--- Data extracts ---
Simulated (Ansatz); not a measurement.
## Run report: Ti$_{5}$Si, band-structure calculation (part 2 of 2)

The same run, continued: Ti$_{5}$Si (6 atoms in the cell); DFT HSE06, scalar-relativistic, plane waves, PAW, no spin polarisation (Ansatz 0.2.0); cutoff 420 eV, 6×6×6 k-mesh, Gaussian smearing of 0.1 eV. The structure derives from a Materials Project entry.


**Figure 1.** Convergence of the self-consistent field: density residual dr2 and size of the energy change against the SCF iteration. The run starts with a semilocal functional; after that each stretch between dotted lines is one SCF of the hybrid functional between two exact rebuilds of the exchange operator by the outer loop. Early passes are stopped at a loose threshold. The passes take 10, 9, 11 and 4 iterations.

--- Brief ---
Could you restate word for word the lines above, from the one that contains "(part 2 of 2)" through the one that contains "Materials Project entry.", and no others?

--- Task response ---
## Run report: Ti$_{5}$Si, band-structure calculation (part 2 of 2)

The same run, continued: Ti$_{5}$Si (6 atoms in the cell); DFT HSE06, scalar-relativistic, plane waves, PAW, no spin polarisation (Ansatz 0.2.0); cutoff 420 eV, 6×6×6 k-mesh, Gaussian smearing of 0.1 eV. The structure derives from a Materials Project entry.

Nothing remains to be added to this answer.